PROVIDED INFORMATION:
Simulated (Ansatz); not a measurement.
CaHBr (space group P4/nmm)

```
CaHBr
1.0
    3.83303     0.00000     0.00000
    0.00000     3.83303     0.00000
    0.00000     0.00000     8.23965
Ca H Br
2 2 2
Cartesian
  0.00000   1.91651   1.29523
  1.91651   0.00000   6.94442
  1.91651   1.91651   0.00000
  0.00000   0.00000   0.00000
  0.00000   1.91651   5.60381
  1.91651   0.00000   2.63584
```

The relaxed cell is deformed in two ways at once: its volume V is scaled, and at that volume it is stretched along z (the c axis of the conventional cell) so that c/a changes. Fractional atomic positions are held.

REQUIRED ACTION: Keeping each line intact, set down the entire listing once more.

TASK ANSWER:
Simulated (Ansatz); not a measurement.
CaHBr (space group P4/nmm)

```
CaHBr
1.0
    3.83303     0.00000     0.00000
    0.00000     3.83303     0.00000
    0.00000     0.00000     8.23965
Ca H Br
2 2 2
Cartesian
  0.00000   1.91651   1.29523
  1.91651   0.00000   6.94442
  1.91651   1.91651   0.00000
  0.00000   0.00000   0.00000
  0.00000   1.91651   5.60381
  1.91651   0.00000   2.63584
```

The relaxed cell is deformed in two ways at once: its volume V is scaled, and at that volume it is stretched along z (the c axis of the conventional cell) so that c/a changes. Fractional atomic positions are held.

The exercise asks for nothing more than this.